» **Data section**
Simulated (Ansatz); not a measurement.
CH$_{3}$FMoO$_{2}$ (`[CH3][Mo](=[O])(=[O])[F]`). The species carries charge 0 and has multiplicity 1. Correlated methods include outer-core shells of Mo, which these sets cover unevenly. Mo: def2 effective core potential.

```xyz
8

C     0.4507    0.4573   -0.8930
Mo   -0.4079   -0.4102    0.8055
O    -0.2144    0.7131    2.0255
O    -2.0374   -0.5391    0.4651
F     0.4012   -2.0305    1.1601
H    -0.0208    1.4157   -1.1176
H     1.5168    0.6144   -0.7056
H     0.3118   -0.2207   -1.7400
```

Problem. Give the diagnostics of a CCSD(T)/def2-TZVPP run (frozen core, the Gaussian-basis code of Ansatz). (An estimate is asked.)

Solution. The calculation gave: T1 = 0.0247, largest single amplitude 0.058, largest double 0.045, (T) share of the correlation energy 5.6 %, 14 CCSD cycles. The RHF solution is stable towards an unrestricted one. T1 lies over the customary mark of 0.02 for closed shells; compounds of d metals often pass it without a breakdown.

» **Work request**
Restate the listing exactly, starting at its first line and ending at the line where "Problem. Give the" occurs; include both and no other lines.

» **Task output**
Simulated (Ansatz); not a measurement.
CH$_{3}$FMoO$_{2}$ (`[CH3][Mo](=[O])(=[O])[F]`). The species carries charge 0 and has multiplicity 1. Correlated methods include outer-core shells of Mo, which these sets cover unevenly. Mo: def2 effective core potential.

```xyz
8

C     0.4507    0.4573   -0.8930
Mo   -0.4079   -0.4102    0.8055
O    -0.2144    0.7131    2.0255
O    -2.0374   -0.5391    0.4651
F     0.4012   -2.0305    1.1601
H    -0.0208    1.4157   -1.1176
H     1.5168    0.6144   -0.7056
H     0.3118   -0.2207   -1.7400
```

Problem. Give the diagnostics of a CCSD(T)/def2-TZVPP run (frozen core, the Gaussian-basis code of Ansatz). (An estimate is asked.)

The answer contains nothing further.